• **WORK TASK**: Up to and including the line with "Settings of every", copy the records below exactly from their first line.

================================
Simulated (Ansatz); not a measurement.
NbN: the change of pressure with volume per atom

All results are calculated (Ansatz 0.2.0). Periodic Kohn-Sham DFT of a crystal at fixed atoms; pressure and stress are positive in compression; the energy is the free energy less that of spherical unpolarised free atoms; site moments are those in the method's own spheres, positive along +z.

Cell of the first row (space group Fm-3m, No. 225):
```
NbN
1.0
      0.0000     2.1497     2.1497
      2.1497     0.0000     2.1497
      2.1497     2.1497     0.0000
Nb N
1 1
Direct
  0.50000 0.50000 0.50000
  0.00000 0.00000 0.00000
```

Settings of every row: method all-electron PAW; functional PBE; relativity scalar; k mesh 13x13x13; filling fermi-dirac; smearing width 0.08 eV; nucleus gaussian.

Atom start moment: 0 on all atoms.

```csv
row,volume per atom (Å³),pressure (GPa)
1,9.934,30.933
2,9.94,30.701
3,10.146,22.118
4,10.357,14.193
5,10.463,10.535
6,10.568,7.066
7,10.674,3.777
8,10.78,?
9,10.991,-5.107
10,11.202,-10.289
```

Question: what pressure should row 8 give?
================================

• **YOUR RESPONSE**:
Simulated (Ansatz); not a measurement.
NbN: the change of pressure with volume per atom

All results are calculated (Ansatz 0.2.0). Periodic Kohn-Sham DFT of a crystal at fixed atoms; pressure and stress are positive in compression; the energy is the free energy less that of spherical unpolarised free atoms; site moments are those in the method's own spheres, positive along +z.

Cell of the first row (space group Fm-3m, No. 225):
```
NbN
1.0
      0.0000     2.1497     2.1497
      2.1497     0.0000     2.1497
      2.1497     2.1497     0.0000
Nb N
1 1
Direct
  0.50000 0.50000 0.50000
  0.00000 0.00000 0.00000
```

Settings of every row: method all-electron PAW; functional PBE; relativity scalar; k mesh 13x13x13; filling fermi-dirac; smearing width 0.08 eV; nucleus gaussian.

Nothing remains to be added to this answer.